Entries shown -
= Beginning of Section =

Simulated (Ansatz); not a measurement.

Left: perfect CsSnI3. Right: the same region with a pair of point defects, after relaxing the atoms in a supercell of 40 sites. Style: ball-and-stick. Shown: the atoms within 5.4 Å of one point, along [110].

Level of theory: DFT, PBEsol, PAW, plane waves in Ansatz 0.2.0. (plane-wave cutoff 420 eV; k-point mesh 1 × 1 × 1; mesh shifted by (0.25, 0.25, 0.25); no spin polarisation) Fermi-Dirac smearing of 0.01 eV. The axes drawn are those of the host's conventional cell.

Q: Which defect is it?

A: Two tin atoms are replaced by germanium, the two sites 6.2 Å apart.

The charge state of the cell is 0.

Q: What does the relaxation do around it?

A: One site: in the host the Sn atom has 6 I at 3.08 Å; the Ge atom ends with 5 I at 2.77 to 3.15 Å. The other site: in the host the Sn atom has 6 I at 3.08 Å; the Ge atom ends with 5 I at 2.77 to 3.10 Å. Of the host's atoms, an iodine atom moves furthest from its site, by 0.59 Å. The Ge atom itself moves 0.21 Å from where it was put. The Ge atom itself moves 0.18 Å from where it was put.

= End of Section =

Assignment -
Copy out the whole listing above, leaving each line exactly as it stands.

Answer box -
Simulated (Ansatz); not a measurement.

Left: perfect CsSnI3. Right: the same region with a pair of point defects, after relaxing the atoms in a supercell of 40 sites. Style: ball-and-stick. Shown: the atoms within 5.4 Å of one point, along [110].

Level of theory: DFT, PBEsol, PAW, plane waves in Ansatz 0.2.0. (plane-wave cutoff 420 eV; k-point mesh 1 × 1 × 1; mesh shifted by (0.25, 0.25, 0.25); no spin polarisation) Fermi-Dirac smearing of 0.01 eV. The axes drawn are those of the host's conventional cell.

Q: Which defect is it?

A: Two tin atoms are replaced by germanium, the two sites 6.2 Å apart.

The charge state of the cell is 0.

Q: What does the relaxation do around it?

A: One site: in the host the Sn atom has 6 I at 3.08 Å; the Ge atom ends with 5 I at 2.77 to 3.15 Å. The other site: in the host the Sn atom has 6 I at 3.08 Å; the Ge atom ends with 5 I at 2.77 to 3.10 Å. Of the host's atoms, an iodine atom moves furthest from its site, by 0.59 Å. The Ge atom itself moves 0.21 Å from where it was put. The Ge atom itself moves 0.18 Å from where it was put.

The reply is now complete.